Study material Block Start

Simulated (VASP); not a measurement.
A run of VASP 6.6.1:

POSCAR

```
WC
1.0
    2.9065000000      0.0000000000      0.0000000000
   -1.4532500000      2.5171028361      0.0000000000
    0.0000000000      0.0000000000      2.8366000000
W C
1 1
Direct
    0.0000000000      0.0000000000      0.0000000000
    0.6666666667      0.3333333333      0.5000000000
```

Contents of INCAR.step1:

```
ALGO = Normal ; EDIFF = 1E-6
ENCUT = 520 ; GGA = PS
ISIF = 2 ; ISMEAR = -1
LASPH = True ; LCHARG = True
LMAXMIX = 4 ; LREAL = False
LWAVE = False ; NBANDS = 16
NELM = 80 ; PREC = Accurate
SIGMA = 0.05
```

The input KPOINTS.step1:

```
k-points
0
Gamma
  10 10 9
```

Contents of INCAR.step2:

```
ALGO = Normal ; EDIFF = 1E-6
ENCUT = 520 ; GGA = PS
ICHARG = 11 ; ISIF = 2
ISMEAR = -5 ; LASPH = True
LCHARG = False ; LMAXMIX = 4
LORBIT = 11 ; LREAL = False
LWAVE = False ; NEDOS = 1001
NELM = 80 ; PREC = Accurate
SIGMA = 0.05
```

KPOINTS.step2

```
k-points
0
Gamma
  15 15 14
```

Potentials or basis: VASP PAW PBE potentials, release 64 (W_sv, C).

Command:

Study material Block End

** Work item **
Reproduce every line of the material exactly.

** Task response **
Simulated (VASP); not a measurement.
A run of VASP 6.6.1:

POSCAR

```
WC
1.0
    2.9065000000      0.0000000000      0.0000000000
   -1.4532500000      2.5171028361      0.0000000000
    0.0000000000      0.0000000000      2.8366000000
W C
1 1
Direct
    0.0000000000      0.0000000000      0.0000000000
    0.6666666667      0.3333333333      0.5000000000
```

Contents of INCAR.step1:

```
ALGO = Normal ; EDIFF = 1E-6
ENCUT = 520 ; GGA = PS
ISIF = 2 ; ISMEAR = -1
LASPH = True ; LCHARG = True
LMAXMIX = 4 ; LREAL = False
LWAVE = False ; NBANDS = 16
NELM = 80 ; PREC = Accurate
SIGMA = 0.05
```

The input KPOINTS.step1:

```
k-points
0
Gamma
  10 10 9
```

Contents of INCAR.step2:

```
ALGO = Normal ; EDIFF = 1E-6
ENCUT = 520 ; GGA = PS
ICHARG = 11 ; ISIF = 2
ISMEAR = -5 ; LASPH = True
LCHARG = False ; LMAXMIX = 4
LORBIT = 11 ; LREAL = False
LWAVE = False ; NEDOS = 1001
NELM = 80 ; PREC = Accurate
SIGMA = 0.05
```

KPOINTS.step2

```
k-points
0
Gamma
  15 15 14
```

Potentials or basis: VASP PAW PBE potentials, release 64 (W_sv, C).

Command:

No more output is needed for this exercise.